++++++++++++++++++++

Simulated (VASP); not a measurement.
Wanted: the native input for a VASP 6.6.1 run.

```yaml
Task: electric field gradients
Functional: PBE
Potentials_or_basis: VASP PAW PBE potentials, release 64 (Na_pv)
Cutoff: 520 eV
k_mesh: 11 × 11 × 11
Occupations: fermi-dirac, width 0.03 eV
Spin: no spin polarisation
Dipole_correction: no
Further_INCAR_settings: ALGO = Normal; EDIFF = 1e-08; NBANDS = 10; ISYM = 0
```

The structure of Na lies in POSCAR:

++++++++++++++++++++

» **Requirement**:
Retyping every entry exactly is the whole of the task.

» **Written response**:
Simulated (VASP); not a measurement.
Wanted: the native input for a VASP 6.6.1 run.

```yaml
Task: electric field gradients
Functional: PBE
Potentials_or_basis: VASP PAW PBE potentials, release 64 (Na_pv)
Cutoff: 520 eV
k_mesh: 11 × 11 × 11
Occupations: fermi-dirac, width 0.03 eV
Spin: no spin polarisation
Dipole_correction: no
Further_INCAR_settings: ALGO = Normal; EDIFF = 1e-08; NBANDS = 10; ISYM = 0
```

The structure of Na lies in POSCAR:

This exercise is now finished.